----- SUPPLIED INFORMATION
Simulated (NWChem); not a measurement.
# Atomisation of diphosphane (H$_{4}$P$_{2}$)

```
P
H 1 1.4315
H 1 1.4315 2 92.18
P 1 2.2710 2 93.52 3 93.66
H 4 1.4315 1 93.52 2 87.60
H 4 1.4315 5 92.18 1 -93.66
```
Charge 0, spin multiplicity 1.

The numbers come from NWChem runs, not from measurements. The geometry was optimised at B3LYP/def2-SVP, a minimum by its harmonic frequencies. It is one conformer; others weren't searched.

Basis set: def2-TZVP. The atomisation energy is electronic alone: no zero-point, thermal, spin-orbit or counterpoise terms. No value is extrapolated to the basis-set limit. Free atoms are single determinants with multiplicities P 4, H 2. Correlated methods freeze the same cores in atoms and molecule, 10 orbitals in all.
----------

TASK ITEM:
Give a word-for-word restatement of every record.

ANSWER BOX:
Simulated (NWChem); not a measurement.
# Atomisation of diphosphane (H$_{4}$P$_{2}$)

```
P
H 1 1.4315
H 1 1.4315 2 92.18
P 1 2.2710 2 93.52 3 93.66
H 4 1.4315 1 93.52 2 87.60
H 4 1.4315 5 92.18 1 -93.66
```
Charge 0, spin multiplicity 1.

The numbers come from NWChem runs, not from measurements. The geometry was optimised at B3LYP/def2-SVP, a minimum by its harmonic frequencies. It is one conformer; others weren't searched.

Basis set: def2-TZVP. The atomisation energy is electronic alone: no zero-point, thermal, spin-orbit or counterpoise terms. No value is extrapolated to the basis-set limit. Free atoms are single determinants with multiplicities P 4, H 2. Correlated methods freeze the same cores in atoms and molecule, 10 orbitals in all.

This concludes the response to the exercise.